_DATA PROVIDED_:
┄┄┄┄┄┄┄┄┄┄┄┄┄┄┄┄┄┄┄┄

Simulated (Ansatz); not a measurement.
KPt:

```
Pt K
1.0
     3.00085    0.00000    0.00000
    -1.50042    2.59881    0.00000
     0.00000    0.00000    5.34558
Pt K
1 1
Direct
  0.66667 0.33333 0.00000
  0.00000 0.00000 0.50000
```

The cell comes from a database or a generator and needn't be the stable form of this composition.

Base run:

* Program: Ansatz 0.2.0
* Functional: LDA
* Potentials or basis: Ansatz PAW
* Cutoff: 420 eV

┄┄┄┄┄┄┄┄┄┄┄┄┄┄┄┄┄┄┄┄

_WORK ORDER_:
Retype every record without alteration.

_RESPONSE AREA_:
Simulated (Ansatz); not a measurement.
KPt:

```
Pt K
1.0
     3.00085    0.00000    0.00000
    -1.50042    2.59881    0.00000
     0.00000    0.00000    5.34558
Pt K
1 1
Direct
  0.66667 0.33333 0.00000
  0.00000 0.00000 0.50000
```

The cell comes from a database or a generator and needn't be the stable form of this composition.

Base run:

* Program: Ansatz 0.2.0
* Functional: LDA
* Potentials or basis: Ansatz PAW
* Cutoff: 420 eV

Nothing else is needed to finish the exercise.